Task item: The response must be a precise copy of the records that follow.

Record set:
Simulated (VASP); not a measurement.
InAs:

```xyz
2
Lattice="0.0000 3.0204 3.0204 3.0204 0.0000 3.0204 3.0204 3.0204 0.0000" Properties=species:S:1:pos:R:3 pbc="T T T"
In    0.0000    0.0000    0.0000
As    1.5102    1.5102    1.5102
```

Answer section:
Simulated (VASP); not a measurement.
InAs:

```xyz
2
Lattice="0.0000 3.0204 3.0204 3.0204 0.0000 3.0204 3.0204 3.0204 0.0000" Properties=species:S:1:pos:R:3 pbc="T T T"
In    0.0000    0.0000    0.0000
As    1.5102    1.5102    1.5102
```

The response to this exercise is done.